Each entry must be duplicated precisely, with nothing left out.

<<<<
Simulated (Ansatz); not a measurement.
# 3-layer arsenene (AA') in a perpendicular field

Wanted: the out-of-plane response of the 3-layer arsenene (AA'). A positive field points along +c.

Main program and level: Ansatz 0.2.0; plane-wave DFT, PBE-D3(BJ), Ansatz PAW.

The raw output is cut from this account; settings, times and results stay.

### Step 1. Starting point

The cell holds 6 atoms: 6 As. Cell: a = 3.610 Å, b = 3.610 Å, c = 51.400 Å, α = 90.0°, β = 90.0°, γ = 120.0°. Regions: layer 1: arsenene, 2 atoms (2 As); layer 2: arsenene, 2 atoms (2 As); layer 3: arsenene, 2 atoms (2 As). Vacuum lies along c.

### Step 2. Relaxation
>>>>

EXPECTED ANSWER:
Simulated (Ansatz); not a measurement.
# 3-layer arsenene (AA') in a perpendicular field

Wanted: the out-of-plane response of the 3-layer arsenene (AA'). A positive field points along +c.

Main program and level: Ansatz 0.2.0; plane-wave DFT, PBE-D3(BJ), Ansatz PAW.

The raw output is cut from this account; settings, times and results stay.

### Step 1. Starting point

The cell holds 6 atoms: 6 As. Cell: a = 3.610 Å, b = 3.610 Å, c = 51.400 Å, α = 90.0°, β = 90.0°, γ = 120.0°. Regions: layer 1: arsenene, 2 atoms (2 As); layer 2: arsenene, 2 atoms (2 As); layer 3: arsenene, 2 atoms (2 As). Vacuum lies along c.

### Step 2. Relaxation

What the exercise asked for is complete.